> _REQUIRED ACTION_
Your reply should consist solely of the lines from the start of the material below through the line containing "A nudged-elastic-band calculation", reproduced exactly.

> _DATA EXTRACT_
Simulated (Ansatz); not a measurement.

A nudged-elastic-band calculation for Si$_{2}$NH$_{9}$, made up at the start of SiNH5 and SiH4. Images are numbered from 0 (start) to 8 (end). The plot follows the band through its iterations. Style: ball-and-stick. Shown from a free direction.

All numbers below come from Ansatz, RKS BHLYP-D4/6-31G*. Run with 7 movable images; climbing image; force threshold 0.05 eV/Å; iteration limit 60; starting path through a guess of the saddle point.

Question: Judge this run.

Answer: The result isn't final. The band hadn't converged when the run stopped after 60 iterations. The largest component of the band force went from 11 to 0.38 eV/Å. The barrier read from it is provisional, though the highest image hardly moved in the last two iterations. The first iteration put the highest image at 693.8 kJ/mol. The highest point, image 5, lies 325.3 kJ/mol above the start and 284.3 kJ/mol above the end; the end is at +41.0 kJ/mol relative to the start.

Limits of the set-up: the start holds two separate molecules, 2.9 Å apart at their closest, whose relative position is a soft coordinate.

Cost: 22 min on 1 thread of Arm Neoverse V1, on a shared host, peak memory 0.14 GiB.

> _EXERCISE OUTPUT_
Simulated (Ansatz); not a measurement.

A nudged-elastic-band calculation for Si$_{2}$NH$_{9}$, made up at the start of SiNH5 and SiH4. Images are numbered from 0 (start) to 8 (end). The plot follows the band through its iterations. Style: ball-and-stick. Shown from a free direction.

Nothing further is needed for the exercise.